The expected output is a verbatim reprint of the lines from the beginning of the data that follows through the line that contains "A rectangular line".

--*--

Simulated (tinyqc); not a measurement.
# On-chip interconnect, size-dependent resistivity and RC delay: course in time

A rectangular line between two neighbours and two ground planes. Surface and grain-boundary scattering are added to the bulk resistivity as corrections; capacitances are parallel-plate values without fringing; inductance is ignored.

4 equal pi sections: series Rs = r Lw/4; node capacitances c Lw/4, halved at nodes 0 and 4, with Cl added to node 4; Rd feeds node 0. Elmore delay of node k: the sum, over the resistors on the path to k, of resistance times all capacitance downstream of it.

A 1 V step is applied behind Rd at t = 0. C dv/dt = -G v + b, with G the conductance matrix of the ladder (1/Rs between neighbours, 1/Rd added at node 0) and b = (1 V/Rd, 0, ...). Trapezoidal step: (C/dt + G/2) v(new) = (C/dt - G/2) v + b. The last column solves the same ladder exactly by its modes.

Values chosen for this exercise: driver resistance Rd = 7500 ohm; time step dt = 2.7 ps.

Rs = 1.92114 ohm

--*--

Answer box:
Simulated (tinyqc); not a measurement.
# On-chip interconnect, size-dependent resistivity and RC delay: course in time

A rectangular line between two neighbours and two ground planes. Surface and grain-boundary scattering are added to the bulk resistivity as corrections; capacitances are parallel-plate values without fringing; inductance is ignored.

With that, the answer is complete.